= WORK INSTRUCTION =
Write out, unaltered, each line from the top of the records below down to the line where "A closed system" appears, that line included.

= DATA SUPPLIED =
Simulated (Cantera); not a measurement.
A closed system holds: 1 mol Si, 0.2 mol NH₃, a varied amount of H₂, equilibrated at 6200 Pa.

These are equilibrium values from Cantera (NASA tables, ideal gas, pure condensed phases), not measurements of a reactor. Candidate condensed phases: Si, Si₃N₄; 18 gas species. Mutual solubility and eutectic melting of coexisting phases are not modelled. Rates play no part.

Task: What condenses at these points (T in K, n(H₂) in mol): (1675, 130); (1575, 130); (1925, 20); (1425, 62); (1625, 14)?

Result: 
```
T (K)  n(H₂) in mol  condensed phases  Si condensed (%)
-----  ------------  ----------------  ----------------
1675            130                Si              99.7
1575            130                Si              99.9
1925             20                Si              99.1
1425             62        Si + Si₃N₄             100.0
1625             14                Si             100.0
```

= PROBLEM SOLUTION =
Simulated (Cantera); not a measurement.
A closed system holds: 1 mol Si, 0.2 mol NH₃, a varied amount of H₂, equilibrated at 6200 Pa.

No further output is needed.